▶ _STUDY MATERIAL_
- - - - -

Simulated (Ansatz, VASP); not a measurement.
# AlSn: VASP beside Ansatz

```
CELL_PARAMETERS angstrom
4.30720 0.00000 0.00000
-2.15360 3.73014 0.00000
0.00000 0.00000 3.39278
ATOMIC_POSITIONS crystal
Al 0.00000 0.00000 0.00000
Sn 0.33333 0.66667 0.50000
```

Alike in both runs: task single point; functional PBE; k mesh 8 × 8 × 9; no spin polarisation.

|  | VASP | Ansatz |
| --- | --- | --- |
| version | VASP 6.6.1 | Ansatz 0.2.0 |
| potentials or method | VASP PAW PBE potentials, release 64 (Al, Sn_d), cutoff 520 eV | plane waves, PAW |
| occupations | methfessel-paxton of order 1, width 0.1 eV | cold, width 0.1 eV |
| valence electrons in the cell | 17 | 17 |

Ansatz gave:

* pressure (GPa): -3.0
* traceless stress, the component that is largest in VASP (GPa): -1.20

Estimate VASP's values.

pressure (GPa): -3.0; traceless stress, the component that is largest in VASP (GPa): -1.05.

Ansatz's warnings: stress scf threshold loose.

- - - - -

▶ _BRIEF_
Restate, word for word and with nothing added, the lines from the beginning of the records above through the line that contains "Ansatz 0.2.0 |".

▶ _EXERCISE RESULT_
Simulated (Ansatz, VASP); not a measurement.
# AlSn: VASP beside Ansatz

```
CELL_PARAMETERS angstrom
4.30720 0.00000 0.00000
-2.15360 3.73014 0.00000
0.00000 0.00000 3.39278
ATOMIC_POSITIONS crystal
Al 0.00000 0.00000 0.00000
Sn 0.33333 0.66667 0.50000
```

Alike in both runs: task single point; functional PBE; k mesh 8 × 8 × 9; no spin polarisation.

|  | VASP | Ansatz |
| --- | --- | --- |
| version | VASP 6.6.1 | Ansatz 0.2.0 |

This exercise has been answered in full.